▶ [Task item]: What you write should be an exact copy of the material, from its first line through the line containing "A lower first".

══════════

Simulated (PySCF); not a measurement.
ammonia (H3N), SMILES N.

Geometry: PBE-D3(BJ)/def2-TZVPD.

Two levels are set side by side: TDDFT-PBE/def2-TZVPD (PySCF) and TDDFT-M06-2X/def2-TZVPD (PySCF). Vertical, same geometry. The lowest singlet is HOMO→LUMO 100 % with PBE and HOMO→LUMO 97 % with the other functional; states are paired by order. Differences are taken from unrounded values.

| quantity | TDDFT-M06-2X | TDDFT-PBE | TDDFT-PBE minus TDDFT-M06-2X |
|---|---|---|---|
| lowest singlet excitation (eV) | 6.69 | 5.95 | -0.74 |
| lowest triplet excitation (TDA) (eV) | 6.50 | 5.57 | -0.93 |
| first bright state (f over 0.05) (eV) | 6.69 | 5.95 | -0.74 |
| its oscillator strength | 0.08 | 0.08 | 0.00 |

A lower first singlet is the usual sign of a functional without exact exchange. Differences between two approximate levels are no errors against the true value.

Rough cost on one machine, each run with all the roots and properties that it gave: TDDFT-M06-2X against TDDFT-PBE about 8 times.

══════════

▶ [Expected answer]:
Simulated (PySCF); not a measurement.
ammonia (H3N), SMILES N.

Geometry: PBE-D3(BJ)/def2-TZVPD.

Two levels are set side by side: TDDFT-PBE/def2-TZVPD (PySCF) and TDDFT-M06-2X/def2-TZVPD (PySCF). Vertical, same geometry. The lowest singlet is HOMO→LUMO 100 % with PBE and HOMO→LUMO 97 % with the other functional; states are paired by order. Differences are taken from unrounded values.

| quantity | TDDFT-M06-2X | TDDFT-PBE | TDDFT-PBE minus TDDFT-M06-2X |
|---|---|---|---|
| lowest singlet excitation (eV) | 6.69 | 5.95 | -0.74 |
| lowest triplet excitation (TDA) (eV) | 6.50 | 5.57 | -0.93 |
| first bright state (f over 0.05) (eV) | 6.69 | 5.95 | -0.74 |
| its oscillator strength | 0.08 | 0.08 | 0.00 |

A lower first singlet is the usual sign of a functional without exact exchange. Differences between two approximate levels are no errors against the true value.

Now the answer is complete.